= Work instruction =
Below are entries; print them exactly from the first line through the one containing "Fit these four".

= Supplied material =
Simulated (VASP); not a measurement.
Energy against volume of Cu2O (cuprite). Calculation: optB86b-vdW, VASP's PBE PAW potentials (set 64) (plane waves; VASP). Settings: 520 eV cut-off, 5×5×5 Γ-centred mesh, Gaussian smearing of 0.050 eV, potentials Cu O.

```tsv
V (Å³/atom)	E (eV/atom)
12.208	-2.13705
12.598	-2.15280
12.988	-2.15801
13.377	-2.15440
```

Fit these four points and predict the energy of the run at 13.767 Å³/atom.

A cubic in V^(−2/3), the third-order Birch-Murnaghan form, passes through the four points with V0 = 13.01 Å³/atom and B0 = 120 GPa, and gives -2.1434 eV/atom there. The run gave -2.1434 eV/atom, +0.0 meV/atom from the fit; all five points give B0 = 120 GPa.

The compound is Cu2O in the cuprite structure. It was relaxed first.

= Written reply =
Simulated (VASP); not a measurement.
Energy against volume of Cu2O (cuprite). Calculation: optB86b-vdW, VASP's PBE PAW potentials (set 64) (plane waves; VASP). Settings: 520 eV cut-off, 5×5×5 Γ-centred mesh, Gaussian smearing of 0.050 eV, potentials Cu O.

```tsv
V (Å³/atom)	E (eV/atom)
12.208	-2.13705
12.598	-2.15280
12.988	-2.15801
13.377	-2.15440
```

Fit these four points and predict the energy of the run at 13.767 Å³/atom.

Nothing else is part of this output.